- [Assignment]:
Every record must appear in the response exactly as given.

■ ■ ■ ■
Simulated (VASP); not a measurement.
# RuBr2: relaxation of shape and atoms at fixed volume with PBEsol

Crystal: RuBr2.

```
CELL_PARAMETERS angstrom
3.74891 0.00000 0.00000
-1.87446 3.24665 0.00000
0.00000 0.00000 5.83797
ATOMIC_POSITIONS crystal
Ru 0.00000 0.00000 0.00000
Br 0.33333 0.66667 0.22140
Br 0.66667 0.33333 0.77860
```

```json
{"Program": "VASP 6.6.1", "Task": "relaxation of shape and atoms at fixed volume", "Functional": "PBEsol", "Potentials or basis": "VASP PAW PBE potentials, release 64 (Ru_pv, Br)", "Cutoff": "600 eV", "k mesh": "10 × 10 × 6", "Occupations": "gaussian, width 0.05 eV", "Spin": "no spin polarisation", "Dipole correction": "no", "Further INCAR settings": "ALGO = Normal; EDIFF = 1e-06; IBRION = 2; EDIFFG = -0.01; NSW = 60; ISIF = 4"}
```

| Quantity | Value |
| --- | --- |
■ ■ ■ ■

- [Exercise response]:
Simulated (VASP); not a measurement.
# RuBr2: relaxation of shape and atoms at fixed volume with PBEsol

Crystal: RuBr2.

```
CELL_PARAMETERS angstrom
3.74891 0.00000 0.00000
-1.87446 3.24665 0.00000
0.00000 0.00000 5.83797
ATOMIC_POSITIONS crystal
Ru 0.00000 0.00000 0.00000
Br 0.33333 0.66667 0.22140
Br 0.66667 0.33333 0.77860
```

```json
{"Program": "VASP 6.6.1", "Task": "relaxation of shape and atoms at fixed volume", "Functional": "PBEsol", "Potentials or basis": "VASP PAW PBE potentials, release 64 (Ru_pv, Br)", "Cutoff": "600 eV", "k mesh": "10 × 10 × 6", "Occupations": "gaussian, width 0.05 eV", "Spin": "no spin polarisation", "Dipole correction": "no", "Further INCAR settings": "ALGO = Normal; EDIFF = 1e-06; IBRION = 2; EDIFFG = -0.01; NSW = 60; ISIF = 4"}
```

| Quantity | Value |
| --- | --- |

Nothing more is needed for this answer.